§ **Action item**: After locating the line with "Its results: band" in the data that follows, return it and every later line exactly, up to and including the line with "Caveats: the PAW".

+---+
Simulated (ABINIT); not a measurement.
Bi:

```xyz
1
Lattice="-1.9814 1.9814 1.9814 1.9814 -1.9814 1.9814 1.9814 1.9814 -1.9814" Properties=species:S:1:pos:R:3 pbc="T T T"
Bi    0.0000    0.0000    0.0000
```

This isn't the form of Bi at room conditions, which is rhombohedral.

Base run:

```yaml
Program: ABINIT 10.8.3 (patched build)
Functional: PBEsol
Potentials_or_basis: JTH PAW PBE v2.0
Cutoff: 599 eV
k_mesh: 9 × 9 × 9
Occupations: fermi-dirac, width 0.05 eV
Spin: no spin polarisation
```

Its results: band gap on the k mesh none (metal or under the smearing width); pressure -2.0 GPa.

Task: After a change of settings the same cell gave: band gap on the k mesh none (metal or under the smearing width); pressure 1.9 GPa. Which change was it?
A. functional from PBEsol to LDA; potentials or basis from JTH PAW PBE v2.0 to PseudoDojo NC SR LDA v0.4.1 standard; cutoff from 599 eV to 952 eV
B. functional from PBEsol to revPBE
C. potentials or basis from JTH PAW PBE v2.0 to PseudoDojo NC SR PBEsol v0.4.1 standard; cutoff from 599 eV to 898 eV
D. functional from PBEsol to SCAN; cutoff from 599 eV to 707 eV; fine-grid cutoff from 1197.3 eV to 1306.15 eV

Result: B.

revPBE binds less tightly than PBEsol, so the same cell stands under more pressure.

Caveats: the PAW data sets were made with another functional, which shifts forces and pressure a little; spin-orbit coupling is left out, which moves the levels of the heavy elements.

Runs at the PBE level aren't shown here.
+---+

§ **Answer box**:
Its results: band gap on the k mesh none (metal or under the smearing width); pressure -2.0 GPa.

Task: After a change of settings the same cell gave: band gap on the k mesh none (metal or under the smearing width); pressure 1.9 GPa. Which change was it?
A. functional from PBEsol to LDA; potentials or basis from JTH PAW PBE v2.0 to PseudoDojo NC SR LDA v0.4.1 standard; cutoff from 599 eV to 952 eV
B. functional from PBEsol to revPBE
C. potentials or basis from JTH PAW PBE v2.0 to PseudoDojo NC SR PBEsol v0.4.1 standard; cutoff from 599 eV to 898 eV
D. functional from PBEsol to SCAN; cutoff from 599 eV to 707 eV; fine-grid cutoff from 1197.3 eV to 1306.15 eV

Result: B.

revPBE binds less tightly than PBEsol, so the same cell stands under more pressure.

Caveats: the PAW data sets were made with another functional, which shifts forces and pressure a little; spin-orbit coupling is left out, which moves the levels of the heavy elements.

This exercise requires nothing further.